Your task is to reproduce exactly the lines that run from the beginning of the data through the line where "gap on the k mesh at the Fermi level (eV): 6.79;" appears.

[EXTRACTED ENTRIES]
--- START ---

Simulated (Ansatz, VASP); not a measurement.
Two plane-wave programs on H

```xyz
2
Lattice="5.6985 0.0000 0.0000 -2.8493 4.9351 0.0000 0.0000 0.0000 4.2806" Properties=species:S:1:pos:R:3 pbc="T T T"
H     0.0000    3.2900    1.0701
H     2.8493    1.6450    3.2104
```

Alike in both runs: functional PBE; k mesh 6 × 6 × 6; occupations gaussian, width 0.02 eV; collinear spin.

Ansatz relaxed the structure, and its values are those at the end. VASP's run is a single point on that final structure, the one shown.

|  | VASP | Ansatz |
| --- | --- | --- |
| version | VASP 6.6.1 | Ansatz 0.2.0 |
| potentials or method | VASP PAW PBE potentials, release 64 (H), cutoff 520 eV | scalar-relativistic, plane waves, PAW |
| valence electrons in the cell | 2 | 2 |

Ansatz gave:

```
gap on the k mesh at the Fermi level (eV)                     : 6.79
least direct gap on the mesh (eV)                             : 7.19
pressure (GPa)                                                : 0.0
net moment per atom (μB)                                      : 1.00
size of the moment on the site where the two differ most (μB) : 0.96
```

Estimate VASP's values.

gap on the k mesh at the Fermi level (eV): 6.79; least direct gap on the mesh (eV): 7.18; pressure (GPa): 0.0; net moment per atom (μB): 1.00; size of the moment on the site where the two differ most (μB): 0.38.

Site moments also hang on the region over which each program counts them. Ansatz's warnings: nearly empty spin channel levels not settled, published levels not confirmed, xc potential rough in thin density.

--- END ---

[RESPONSE BOX]
Simulated (Ansatz, VASP); not a measurement.
Two plane-wave programs on H

```xyz
2
Lattice="5.6985 0.0000 0.0000 -2.8493 4.9351 0.0000 0.0000 0.0000 4.2806" Properties=species:S:1:pos:R:3 pbc="T T T"
H     0.0000    3.2900    1.0701
H     2.8493    1.6450    3.2104
```

Alike in both runs: functional PBE; k mesh 6 × 6 × 6; occupations gaussian, width 0.02 eV; collinear spin.

Ansatz relaxed the structure, and its values are those at the end. VASP's run is a single point on that final structure, the one shown.

|  | VASP | Ansatz |
| --- | --- | --- |
| version | VASP 6.6.1 | Ansatz 0.2.0 |
| potentials or method | VASP PAW PBE potentials, release 64 (H), cutoff 520 eV | scalar-relativistic, plane waves, PAW |
| valence electrons in the cell | 2 | 2 |

Ansatz gave:

```
gap on the k mesh at the Fermi level (eV)                     : 6.79
least direct gap on the mesh (eV)                             : 7.19
pressure (GPa)                                                : 0.0
net moment per atom (μB)                                      : 1.00
size of the moment on the site where the two differ most (μB) : 0.96
```

Estimate VASP's values.

gap on the k mesh at the Fermi level (eV): 6.79; least direct gap on the mesh (eV): 7.18; pressure (GPa): 0.0; net moment per atom (μB): 1.00; size of the moment on the site where the two differ most (μB): 0.38.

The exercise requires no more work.